* Raw data *
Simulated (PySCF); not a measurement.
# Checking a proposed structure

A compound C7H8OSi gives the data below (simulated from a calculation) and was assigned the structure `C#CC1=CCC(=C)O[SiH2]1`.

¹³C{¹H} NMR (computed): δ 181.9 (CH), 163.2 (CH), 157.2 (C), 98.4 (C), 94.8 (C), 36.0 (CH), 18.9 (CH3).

* Requirement *
Retype the entire listing without altering anything.

* Response *
Simulated (PySCF); not a measurement.
# Checking a proposed structure

A compound C7H8OSi gives the data below (simulated from a calculation) and was assigned the structure `C#CC1=CCC(=C)O[SiH2]1`.

¹³C{¹H} NMR (computed): δ 181.9 (CH), 163.2 (CH), 157.2 (C), 98.4 (C), 94.8 (C), 36.0 (CH), 18.9 (CH3).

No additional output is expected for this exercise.